┄┄┄┄┄┄

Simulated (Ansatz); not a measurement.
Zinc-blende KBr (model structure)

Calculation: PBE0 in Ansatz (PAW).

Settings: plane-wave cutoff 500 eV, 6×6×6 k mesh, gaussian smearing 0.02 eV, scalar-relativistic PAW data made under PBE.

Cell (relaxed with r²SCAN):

┄┄┄┄┄┄

◆ **ACTION ITEM**: The entries above must be written out again exactly as they are.

◆ **ANSWER SECTION**:
Simulated (Ansatz); not a measurement.
Zinc-blende KBr (model structure)

Calculation: PBE0 in Ansatz (PAW).

Settings: plane-wave cutoff 500 eV, 6×6×6 k mesh, gaussian smearing 0.02 eV, scalar-relativistic PAW data made under PBE.

Cell (relaxed with r²SCAN):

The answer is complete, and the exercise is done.